→ **Listed records**:
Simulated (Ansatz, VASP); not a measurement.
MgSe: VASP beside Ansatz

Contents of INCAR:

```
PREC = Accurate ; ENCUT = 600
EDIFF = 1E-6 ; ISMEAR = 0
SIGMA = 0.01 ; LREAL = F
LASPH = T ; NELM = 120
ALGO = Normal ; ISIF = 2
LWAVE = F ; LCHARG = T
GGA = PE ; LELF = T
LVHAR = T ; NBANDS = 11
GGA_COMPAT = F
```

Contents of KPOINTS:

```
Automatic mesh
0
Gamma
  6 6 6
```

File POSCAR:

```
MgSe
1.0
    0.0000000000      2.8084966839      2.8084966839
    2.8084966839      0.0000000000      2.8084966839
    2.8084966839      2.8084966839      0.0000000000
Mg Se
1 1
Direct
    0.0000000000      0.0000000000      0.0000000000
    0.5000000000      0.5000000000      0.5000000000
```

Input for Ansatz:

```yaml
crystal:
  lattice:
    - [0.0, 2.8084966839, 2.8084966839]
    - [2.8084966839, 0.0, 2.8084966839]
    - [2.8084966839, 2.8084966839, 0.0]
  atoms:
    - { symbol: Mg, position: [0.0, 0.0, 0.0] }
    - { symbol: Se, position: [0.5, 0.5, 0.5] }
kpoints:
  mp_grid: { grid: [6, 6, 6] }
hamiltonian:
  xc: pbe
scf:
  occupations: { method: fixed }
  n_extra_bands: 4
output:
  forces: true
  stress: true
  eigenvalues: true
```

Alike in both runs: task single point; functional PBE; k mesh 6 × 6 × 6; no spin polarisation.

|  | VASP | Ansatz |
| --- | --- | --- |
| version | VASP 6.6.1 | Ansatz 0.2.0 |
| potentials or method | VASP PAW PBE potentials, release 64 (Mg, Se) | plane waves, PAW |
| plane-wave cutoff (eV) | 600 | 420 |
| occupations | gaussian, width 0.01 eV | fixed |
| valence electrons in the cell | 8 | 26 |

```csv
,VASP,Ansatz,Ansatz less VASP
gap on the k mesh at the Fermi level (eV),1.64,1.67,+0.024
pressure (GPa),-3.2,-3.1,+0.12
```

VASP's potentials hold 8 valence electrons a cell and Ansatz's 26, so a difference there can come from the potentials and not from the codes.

→ **Assignment**: From the first line of the data above through the line containing "Ansatz 0.2.0 |", repeat each line exactly, and add nothing.

→ **Written response**:
Simulated (Ansatz, VASP); not a measurement.
MgSe: VASP beside Ansatz

Contents of INCAR:

```
PREC = Accurate ; ENCUT = 600
EDIFF = 1E-6 ; ISMEAR = 0
SIGMA = 0.01 ; LREAL = F
LASPH = T ; NELM = 120
ALGO = Normal ; ISIF = 2
LWAVE = F ; LCHARG = T
GGA = PE ; LELF = T
LVHAR = T ; NBANDS = 11
GGA_COMPAT = F
```

Contents of KPOINTS:

```
Automatic mesh
0
Gamma
  6 6 6
```

File POSCAR:

```
MgSe
1.0
    0.0000000000      2.8084966839      2.8084966839
    2.8084966839      0.0000000000      2.8084966839
    2.8084966839      2.8084966839      0.0000000000
Mg Se
1 1
Direct
    0.0000000000      0.0000000000      0.0000000000
    0.5000000000      0.5000000000      0.5000000000
```

Input for Ansatz:

```yaml
crystal:
  lattice:
    - [0.0, 2.8084966839, 2.8084966839]
    - [2.8084966839, 0.0, 2.8084966839]
    - [2.8084966839, 2.8084966839, 0.0]
  atoms:
    - { symbol: Mg, position: [0.0, 0.0, 0.0] }
    - { symbol: Se, position: [0.5, 0.5, 0.5] }
kpoints:
  mp_grid: { grid: [6, 6, 6] }
hamiltonian:
  xc: pbe
scf:
  occupations: { method: fixed }
  n_extra_bands: 4
output:
  forces: true
  stress: true
  eigenvalues: true
```

Alike in both runs: task single point; functional PBE; k mesh 6 × 6 × 6; no spin polarisation.

|  | VASP | Ansatz |
| --- | --- | --- |
| version | VASP 6.6.1 | Ansatz 0.2.0 |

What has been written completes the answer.